#### Data section
--- START ---

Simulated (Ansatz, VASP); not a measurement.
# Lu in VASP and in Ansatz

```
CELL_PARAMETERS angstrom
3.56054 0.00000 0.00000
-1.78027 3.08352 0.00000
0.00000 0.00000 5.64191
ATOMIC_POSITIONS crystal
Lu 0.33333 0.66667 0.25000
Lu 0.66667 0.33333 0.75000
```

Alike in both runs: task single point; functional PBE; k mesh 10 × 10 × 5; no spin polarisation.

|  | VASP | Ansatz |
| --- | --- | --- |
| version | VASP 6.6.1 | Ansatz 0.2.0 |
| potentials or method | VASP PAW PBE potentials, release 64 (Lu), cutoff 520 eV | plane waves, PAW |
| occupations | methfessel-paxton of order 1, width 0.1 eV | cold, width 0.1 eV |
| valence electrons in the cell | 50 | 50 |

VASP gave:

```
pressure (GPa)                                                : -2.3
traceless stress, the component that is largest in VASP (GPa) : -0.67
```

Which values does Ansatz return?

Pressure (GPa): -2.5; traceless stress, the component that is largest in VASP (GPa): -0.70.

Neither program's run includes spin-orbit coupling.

--- END ---

#### Work instruction
The expected response is the material above given again line by line, from its first line to the line holding "Pressure (GPa): -2.5;", inclusive.

#### Written solution
Simulated (Ansatz, VASP); not a measurement.
# Lu in VASP and in Ansatz

```
CELL_PARAMETERS angstrom
3.56054 0.00000 0.00000
-1.78027 3.08352 0.00000
0.00000 0.00000 5.64191
ATOMIC_POSITIONS crystal
Lu 0.33333 0.66667 0.25000
Lu 0.66667 0.33333 0.75000
```

Alike in both runs: task single point; functional PBE; k mesh 10 × 10 × 5; no spin polarisation.

|  | VASP | Ansatz |
| --- | --- | --- |
| version | VASP 6.6.1 | Ansatz 0.2.0 |
| potentials or method | VASP PAW PBE potentials, release 64 (Lu), cutoff 520 eV | plane waves, PAW |
| occupations | methfessel-paxton of order 1, width 0.1 eV | cold, width 0.1 eV |
| valence electrons in the cell | 50 | 50 |

VASP gave:

```
pressure (GPa)                                                : -2.3
traceless stress, the component that is largest in VASP (GPa) : -0.67
```

Which values does Ansatz return?

Pressure (GPa): -2.5; traceless stress, the component that is largest in VASP (GPa): -0.70.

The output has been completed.